## Assigned task
Transcribe the records below exactly as written, from the opening line through the line that contains "Question: Tabulate the".

________________

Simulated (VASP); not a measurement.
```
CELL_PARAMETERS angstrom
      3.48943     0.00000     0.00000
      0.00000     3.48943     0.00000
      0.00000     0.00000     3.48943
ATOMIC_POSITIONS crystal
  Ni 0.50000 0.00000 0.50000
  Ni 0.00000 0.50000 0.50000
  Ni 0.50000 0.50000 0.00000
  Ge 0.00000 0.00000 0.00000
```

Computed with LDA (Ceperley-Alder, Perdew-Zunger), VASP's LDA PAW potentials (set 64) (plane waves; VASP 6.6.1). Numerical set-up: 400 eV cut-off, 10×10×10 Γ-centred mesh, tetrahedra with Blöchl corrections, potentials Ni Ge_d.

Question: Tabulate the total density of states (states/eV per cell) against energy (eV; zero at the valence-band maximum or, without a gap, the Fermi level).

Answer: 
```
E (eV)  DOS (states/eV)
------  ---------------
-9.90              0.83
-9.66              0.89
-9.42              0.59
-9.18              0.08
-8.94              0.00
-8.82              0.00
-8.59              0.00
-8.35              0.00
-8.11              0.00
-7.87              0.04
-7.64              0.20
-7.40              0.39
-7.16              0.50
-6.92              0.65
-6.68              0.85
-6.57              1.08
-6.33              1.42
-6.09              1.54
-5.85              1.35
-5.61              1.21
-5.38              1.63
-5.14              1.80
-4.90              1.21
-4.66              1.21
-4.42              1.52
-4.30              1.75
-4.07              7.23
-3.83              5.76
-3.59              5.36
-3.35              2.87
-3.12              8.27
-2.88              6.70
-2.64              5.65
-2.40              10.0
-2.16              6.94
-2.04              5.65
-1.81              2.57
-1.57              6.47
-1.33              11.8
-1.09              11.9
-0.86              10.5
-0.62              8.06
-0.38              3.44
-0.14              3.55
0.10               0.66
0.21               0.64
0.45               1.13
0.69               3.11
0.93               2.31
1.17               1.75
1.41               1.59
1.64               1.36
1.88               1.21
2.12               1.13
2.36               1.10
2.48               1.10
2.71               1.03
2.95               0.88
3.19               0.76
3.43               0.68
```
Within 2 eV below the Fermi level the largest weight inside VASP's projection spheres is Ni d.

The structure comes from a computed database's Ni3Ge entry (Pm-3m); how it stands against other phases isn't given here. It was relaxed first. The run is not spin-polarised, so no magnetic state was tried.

________________

## Response box
Simulated (VASP); not a measurement.
```
CELL_PARAMETERS angstrom
      3.48943     0.00000     0.00000
      0.00000     3.48943     0.00000
      0.00000     0.00000     3.48943
ATOMIC_POSITIONS crystal
  Ni 0.50000 0.00000 0.50000
  Ni 0.00000 0.50000 0.50000
  Ni 0.50000 0.50000 0.00000
  Ge 0.00000 0.00000 0.00000
```

Computed with LDA (Ceperley-Alder, Perdew-Zunger), VASP's LDA PAW potentials (set 64) (plane waves; VASP 6.6.1). Numerical set-up: 400 eV cut-off, 10×10×10 Γ-centred mesh, tetrahedra with Blöchl corrections, potentials Ni Ge_d.

Question: Tabulate the total density of states (states/eV per cell) against energy (eV; zero at the valence-band maximum or, without a gap, the Fermi level).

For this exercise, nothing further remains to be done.